Data records:
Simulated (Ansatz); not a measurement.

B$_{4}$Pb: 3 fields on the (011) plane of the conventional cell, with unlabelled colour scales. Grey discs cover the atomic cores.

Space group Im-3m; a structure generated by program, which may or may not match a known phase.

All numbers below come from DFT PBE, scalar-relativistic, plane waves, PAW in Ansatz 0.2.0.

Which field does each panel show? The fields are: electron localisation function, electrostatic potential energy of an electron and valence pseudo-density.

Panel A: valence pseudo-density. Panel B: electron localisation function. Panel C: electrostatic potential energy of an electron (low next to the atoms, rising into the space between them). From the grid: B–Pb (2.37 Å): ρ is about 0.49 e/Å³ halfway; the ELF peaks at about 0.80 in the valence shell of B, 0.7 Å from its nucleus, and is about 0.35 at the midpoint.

Work order: Print, without alteration, only the lines above between the one holding "All numbers below" and the one holding "Which field does", inclusive.

Exercise result:
All numbers below come from DFT PBE, scalar-relativistic, plane waves, PAW in Ansatz 0.2.0.

Which field does each panel show? The fields are: electron localisation function, electrostatic potential energy of an electron and valence pseudo-density.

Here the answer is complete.